_ENTRIES PROVIDED_
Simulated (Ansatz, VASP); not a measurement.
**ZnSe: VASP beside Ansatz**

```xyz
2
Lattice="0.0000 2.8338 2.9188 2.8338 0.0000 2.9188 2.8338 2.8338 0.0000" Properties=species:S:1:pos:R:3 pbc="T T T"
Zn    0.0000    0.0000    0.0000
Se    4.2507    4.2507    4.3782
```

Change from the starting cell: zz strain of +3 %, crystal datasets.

_WORK TASK_
An exact copy of every record is required.

_SOLUTION_
Simulated (Ansatz, VASP); not a measurement.
**ZnSe: VASP beside Ansatz**

```xyz
2
Lattice="0.0000 2.8338 2.9188 2.8338 0.0000 2.9188 2.8338 2.8338 0.0000" Properties=species:S:1:pos:R:3 pbc="T T T"
Zn    0.0000    0.0000    0.0000
Se    4.2507    4.2507    4.3782
```

Change from the starting cell: zz strain of +3 %, crystal datasets.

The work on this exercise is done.